=== Begin Enclosure ===
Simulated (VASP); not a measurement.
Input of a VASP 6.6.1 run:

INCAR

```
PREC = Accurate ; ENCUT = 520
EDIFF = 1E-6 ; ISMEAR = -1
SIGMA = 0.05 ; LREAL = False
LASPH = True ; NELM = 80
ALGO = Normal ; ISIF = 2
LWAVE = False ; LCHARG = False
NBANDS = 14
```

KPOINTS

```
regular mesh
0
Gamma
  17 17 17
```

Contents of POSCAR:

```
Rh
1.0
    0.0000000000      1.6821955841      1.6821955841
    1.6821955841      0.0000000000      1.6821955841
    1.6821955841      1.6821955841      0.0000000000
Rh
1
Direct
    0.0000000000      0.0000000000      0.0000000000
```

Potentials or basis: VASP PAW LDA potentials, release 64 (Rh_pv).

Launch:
=== End Enclosure ===

## Work instruction
Output every entry exactly as given.

## Exercise result
Simulated (VASP); not a measurement.
Input of a VASP 6.6.1 run:

INCAR

```
PREC = Accurate ; ENCUT = 520
EDIFF = 1E-6 ; ISMEAR = -1
SIGMA = 0.05 ; LREAL = False
LASPH = True ; NELM = 80
ALGO = Normal ; ISIF = 2
LWAVE = False ; LCHARG = False
NBANDS = 14
```

KPOINTS

```
regular mesh
0
Gamma
  17 17 17
```

Contents of POSCAR:

```
Rh
1.0
    0.0000000000      1.6821955841      1.6821955841
    1.6821955841      0.0000000000      1.6821955841
    1.6821955841      1.6821955841      0.0000000000
Rh
1
Direct
    0.0000000000      0.0000000000      0.0000000000
```

Potentials or basis: VASP PAW LDA potentials, release 64 (Rh_pv).

Launch:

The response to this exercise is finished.